━━━━━━━━

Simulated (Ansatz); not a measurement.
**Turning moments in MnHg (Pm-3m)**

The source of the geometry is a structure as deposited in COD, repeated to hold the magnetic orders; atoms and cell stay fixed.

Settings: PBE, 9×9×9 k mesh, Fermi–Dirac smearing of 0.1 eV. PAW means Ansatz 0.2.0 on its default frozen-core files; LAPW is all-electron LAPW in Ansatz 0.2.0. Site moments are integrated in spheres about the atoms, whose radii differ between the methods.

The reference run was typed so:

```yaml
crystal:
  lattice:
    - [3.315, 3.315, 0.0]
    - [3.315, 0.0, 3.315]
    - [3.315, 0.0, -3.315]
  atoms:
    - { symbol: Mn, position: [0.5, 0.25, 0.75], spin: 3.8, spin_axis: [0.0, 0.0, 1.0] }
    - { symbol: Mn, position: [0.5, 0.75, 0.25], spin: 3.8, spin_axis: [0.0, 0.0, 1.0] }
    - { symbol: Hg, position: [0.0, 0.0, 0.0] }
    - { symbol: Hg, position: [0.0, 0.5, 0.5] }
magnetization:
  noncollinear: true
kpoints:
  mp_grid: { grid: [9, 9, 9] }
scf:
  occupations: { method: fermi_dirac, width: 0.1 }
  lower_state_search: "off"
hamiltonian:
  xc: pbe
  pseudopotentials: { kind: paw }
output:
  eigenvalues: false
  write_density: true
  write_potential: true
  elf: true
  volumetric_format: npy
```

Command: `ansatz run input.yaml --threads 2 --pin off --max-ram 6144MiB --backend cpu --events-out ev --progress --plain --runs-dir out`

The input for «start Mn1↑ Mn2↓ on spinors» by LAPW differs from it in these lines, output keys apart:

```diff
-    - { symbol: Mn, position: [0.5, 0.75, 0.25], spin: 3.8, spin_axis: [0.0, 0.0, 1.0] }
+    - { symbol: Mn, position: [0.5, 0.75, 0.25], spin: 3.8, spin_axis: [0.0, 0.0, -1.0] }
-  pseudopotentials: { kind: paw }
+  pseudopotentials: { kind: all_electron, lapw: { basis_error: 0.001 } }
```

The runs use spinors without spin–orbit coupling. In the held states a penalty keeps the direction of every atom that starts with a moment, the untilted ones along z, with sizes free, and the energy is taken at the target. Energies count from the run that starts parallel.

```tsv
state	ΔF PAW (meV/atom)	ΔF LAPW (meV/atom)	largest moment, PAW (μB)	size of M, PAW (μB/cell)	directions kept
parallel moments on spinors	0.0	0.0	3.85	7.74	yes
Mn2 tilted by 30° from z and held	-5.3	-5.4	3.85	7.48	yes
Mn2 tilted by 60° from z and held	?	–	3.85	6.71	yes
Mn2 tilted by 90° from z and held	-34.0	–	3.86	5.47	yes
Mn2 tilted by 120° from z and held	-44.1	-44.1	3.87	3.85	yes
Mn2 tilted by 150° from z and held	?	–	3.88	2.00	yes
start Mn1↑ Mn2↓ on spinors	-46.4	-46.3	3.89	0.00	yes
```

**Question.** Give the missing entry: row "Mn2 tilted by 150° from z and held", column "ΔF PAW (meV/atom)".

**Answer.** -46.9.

━━━━━━━━

* WORK REQUEST *
Of the entries above, repeat exactly the lines between the line with "The source of" and the line with "The reference run", inclusive, and no others.

* WRITTEN SOLUTION *
The source of the geometry is a structure as deposited in COD, repeated to hold the magnetic orders; atoms and cell stay fixed.

Settings: PBE, 9×9×9 k mesh, Fermi–Dirac smearing of 0.1 eV. PAW means Ansatz 0.2.0 on its default frozen-core files; LAPW is all-electron LAPW in Ansatz 0.2.0. Site moments are integrated in spheres about the atoms, whose radii differ between the methods.

The reference run was typed so:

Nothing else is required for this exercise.